*** Data for review Section Begins ***

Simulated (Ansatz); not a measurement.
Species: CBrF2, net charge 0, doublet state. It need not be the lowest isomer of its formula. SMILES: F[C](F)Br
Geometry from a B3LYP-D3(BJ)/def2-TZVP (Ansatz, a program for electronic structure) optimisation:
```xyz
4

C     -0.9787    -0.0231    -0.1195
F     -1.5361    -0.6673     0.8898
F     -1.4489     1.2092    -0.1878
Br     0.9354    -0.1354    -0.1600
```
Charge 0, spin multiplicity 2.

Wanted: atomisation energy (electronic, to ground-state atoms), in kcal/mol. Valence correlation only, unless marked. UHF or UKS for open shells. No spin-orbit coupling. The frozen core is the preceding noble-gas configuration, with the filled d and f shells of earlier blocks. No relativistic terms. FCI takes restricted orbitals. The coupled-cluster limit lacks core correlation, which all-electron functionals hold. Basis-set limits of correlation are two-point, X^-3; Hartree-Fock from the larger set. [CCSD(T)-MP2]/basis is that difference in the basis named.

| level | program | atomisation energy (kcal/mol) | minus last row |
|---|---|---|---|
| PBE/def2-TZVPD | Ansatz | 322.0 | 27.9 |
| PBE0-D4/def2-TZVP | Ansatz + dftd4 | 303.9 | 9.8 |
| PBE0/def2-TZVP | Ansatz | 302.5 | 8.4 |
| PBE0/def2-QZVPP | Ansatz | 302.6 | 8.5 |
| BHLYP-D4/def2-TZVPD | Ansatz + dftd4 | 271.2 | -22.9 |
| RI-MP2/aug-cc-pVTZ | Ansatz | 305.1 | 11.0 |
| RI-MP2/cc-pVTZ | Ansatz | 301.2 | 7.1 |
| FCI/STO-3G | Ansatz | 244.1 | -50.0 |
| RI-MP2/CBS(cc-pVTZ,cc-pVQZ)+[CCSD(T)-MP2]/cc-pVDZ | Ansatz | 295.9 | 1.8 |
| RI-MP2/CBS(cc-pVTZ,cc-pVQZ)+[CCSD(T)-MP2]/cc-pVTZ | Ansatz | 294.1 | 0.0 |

*** Data for review Section Ends ***

Copy out word for word each line of the listing, from the very first line down to the line containing "302.5 | 8.4 |", and stop after that line.

Simulated (Ansatz); not a measurement.
Species: CBrF2, net charge 0, doublet state. It need not be the lowest isomer of its formula. SMILES: F[C](F)Br
Geometry from a B3LYP-D3(BJ)/def2-TZVP (Ansatz, a program for electronic structure) optimisation:
```xyz
4

C     -0.9787    -0.0231    -0.1195
F     -1.5361    -0.6673     0.8898
F     -1.4489     1.2092    -0.1878
Br     0.9354    -0.1354    -0.1600
```
Charge 0, spin multiplicity 2.

Wanted: atomisation energy (electronic, to ground-state atoms), in kcal/mol. Valence correlation only, unless marked. UHF or UKS for open shells. No spin-orbit coupling. The frozen core is the preceding noble-gas configuration, with the filled d and f shells of earlier blocks. No relativistic terms. FCI takes restricted orbitals. The coupled-cluster limit lacks core correlation, which all-electron functionals hold. Basis-set limits of correlation are two-point, X^-3; Hartree-Fock from the larger set. [CCSD(T)-MP2]/basis is that difference in the basis named.

| level | program | atomisation energy (kcal/mol) | minus last row |
|---|---|---|---|
| PBE/def2-TZVPD | Ansatz | 322.0 | 27.9 |
| PBE0-D4/def2-TZVP | Ansatz + dftd4 | 303.9 | 9.8 |
| PBE0/def2-TZVP | Ansatz | 302.5 | 8.4 |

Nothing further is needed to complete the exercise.